Work task → Copy the whole listing verbatim.

Data supplied →
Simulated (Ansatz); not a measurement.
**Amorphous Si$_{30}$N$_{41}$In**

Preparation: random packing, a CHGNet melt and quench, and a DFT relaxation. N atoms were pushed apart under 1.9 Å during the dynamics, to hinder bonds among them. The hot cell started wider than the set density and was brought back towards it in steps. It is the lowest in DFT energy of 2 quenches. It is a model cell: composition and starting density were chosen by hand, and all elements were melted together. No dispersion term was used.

Task output →
Simulated (Ansatz); not a measurement.
**Amorphous Si$_{30}$N$_{41}$In**

Preparation: random packing, a CHGNet melt and quench, and a DFT relaxation. N atoms were pushed apart under 1.9 Å during the dynamics, to hinder bonds among them. The hot cell started wider than the set density and was brought back towards it in steps. It is the lowest in DFT energy of 2 quenches. It is a model cell: composition and starting density were chosen by hand, and all elements were melted together. No dispersion term was used.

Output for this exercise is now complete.